-- EXTRACTED MATERIAL --
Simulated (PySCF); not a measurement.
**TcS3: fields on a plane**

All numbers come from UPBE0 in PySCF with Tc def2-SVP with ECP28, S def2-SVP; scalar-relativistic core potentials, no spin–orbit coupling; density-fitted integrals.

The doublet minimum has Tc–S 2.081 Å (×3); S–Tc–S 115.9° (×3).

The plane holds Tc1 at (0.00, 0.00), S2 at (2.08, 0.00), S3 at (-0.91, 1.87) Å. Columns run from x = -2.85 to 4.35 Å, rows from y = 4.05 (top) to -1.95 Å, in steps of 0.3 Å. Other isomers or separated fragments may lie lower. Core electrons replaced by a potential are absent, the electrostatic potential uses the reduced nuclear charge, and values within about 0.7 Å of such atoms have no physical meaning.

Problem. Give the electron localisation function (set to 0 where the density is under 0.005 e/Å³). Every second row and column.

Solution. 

-- ACTION ITEM --
Set every record down again, exactly as given.

-- ANSWER AREA --
Simulated (PySCF); not a measurement.
**TcS3: fields on a plane**

All numbers come from UPBE0 in PySCF with Tc def2-SVP with ECP28, S def2-SVP; scalar-relativistic core potentials, no spin–orbit coupling; density-fitted integrals.

The doublet minimum has Tc–S 2.081 Å (×3); S–Tc–S 115.9° (×3).

The plane holds Tc1 at (0.00, 0.00), S2 at (2.08, 0.00), S3 at (-0.91, 1.87) Å. Columns run from x = -2.85 to 4.35 Å, rows from y = 4.05 (top) to -1.95 Å, in steps of 0.3 Å. Other isomers or separated fragments may lie lower. Core electrons replaced by a potential are absent, the electrostatic potential uses the reduced nuclear charge, and values within about 0.7 Å of such atoms have no physical meaning.

Problem. Give the electron localisation function (set to 0 where the density is under 0.005 e/Å³). Every second row and column.

Solution. 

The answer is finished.